* Information supplied:
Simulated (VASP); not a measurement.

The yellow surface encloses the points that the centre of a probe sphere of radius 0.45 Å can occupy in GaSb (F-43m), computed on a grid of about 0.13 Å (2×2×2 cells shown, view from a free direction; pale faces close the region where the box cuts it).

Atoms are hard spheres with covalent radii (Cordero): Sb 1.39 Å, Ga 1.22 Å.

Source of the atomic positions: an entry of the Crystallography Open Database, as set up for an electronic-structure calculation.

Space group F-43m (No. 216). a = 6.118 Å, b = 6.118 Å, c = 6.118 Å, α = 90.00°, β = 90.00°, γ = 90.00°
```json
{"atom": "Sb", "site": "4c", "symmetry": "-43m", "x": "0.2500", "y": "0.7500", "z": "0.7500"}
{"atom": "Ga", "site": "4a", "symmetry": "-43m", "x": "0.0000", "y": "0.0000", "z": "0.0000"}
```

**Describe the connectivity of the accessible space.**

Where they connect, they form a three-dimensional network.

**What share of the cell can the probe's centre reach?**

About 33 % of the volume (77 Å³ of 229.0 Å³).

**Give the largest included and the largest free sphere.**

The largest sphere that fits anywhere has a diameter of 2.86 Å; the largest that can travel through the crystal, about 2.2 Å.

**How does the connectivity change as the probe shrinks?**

* Work order:
What is needed is a word-for-word copy of all the material.

* Reply:
Simulated (VASP); not a measurement.

The yellow surface encloses the points that the centre of a probe sphere of radius 0.45 Å can occupy in GaSb (F-43m), computed on a grid of about 0.13 Å (2×2×2 cells shown, view from a free direction; pale faces close the region where the box cuts it).

Atoms are hard spheres with covalent radii (Cordero): Sb 1.39 Å, Ga 1.22 Å.

Source of the atomic positions: an entry of the Crystallography Open Database, as set up for an electronic-structure calculation.

Space group F-43m (No. 216). a = 6.118 Å, b = 6.118 Å, c = 6.118 Å, α = 90.00°, β = 90.00°, γ = 90.00°
```json
{"atom": "Sb", "site": "4c", "symmetry": "-43m", "x": "0.2500", "y": "0.7500", "z": "0.7500"}
{"atom": "Ga", "site": "4a", "symmetry": "-43m", "x": "0.0000", "y": "0.0000", "z": "0.0000"}
```

**Describe the connectivity of the accessible space.**

Where they connect, they form a three-dimensional network.

**What share of the cell can the probe's centre reach?**

About 33 % of the volume (77 Å³ of 229.0 Å³).

**Give the largest included and the largest free sphere.**

The largest sphere that fits anywhere has a diameter of 2.86 Å; the largest that can travel through the crystal, about 2.2 Å.

**How does the connectivity change as the probe shrinks?**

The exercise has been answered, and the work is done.